* [Assigned task] Only an exact repetition of every entry counts as the answer.

* [Entries supplied]
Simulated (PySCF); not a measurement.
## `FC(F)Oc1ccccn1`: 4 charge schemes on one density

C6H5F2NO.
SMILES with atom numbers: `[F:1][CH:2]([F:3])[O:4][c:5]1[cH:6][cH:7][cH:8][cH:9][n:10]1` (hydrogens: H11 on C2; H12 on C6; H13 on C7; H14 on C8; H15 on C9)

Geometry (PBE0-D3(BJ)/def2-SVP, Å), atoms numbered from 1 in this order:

* [Answer box]
Simulated (PySCF); not a measurement.
## `FC(F)Oc1ccccn1`: 4 charge schemes on one density

C6H5F2NO.
SMILES with atom numbers: `[F:1][CH:2]([F:3])[O:4][c:5]1[cH:6][cH:7][cH:8][cH:9][n:10]1` (hydrogens: H11 on C2; H12 on C6; H13 on C7; H14 on C8; H15 on C9)

Geometry (PBE0-D3(BJ)/def2-SVP, Å), atoms numbered from 1 in this order:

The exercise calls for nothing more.